[ACTIVITY] Please give back the listing exactly as it reads.

[SOURCE MATERIAL]
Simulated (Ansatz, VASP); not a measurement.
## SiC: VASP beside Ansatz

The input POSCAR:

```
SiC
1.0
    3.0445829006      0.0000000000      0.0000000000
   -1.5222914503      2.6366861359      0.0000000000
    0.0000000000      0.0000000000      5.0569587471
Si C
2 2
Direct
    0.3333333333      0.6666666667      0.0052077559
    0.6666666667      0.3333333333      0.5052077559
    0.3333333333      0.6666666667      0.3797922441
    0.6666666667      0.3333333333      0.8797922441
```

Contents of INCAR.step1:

[TASK ANSWER]
Simulated (Ansatz, VASP); not a measurement.
## SiC: VASP beside Ansatz

The input POSCAR:

```
SiC
1.0
    3.0445829006      0.0000000000      0.0000000000
   -1.5222914503      2.6366861359      0.0000000000
    0.0000000000      0.0000000000      5.0569587471
Si C
2 2
Direct
    0.3333333333      0.6666666667      0.0052077559
    0.6666666667      0.3333333333      0.5052077559
    0.3333333333      0.6666666667      0.3797922441
    0.6666666667      0.3333333333      0.8797922441
```

Contents of INCAR.step1:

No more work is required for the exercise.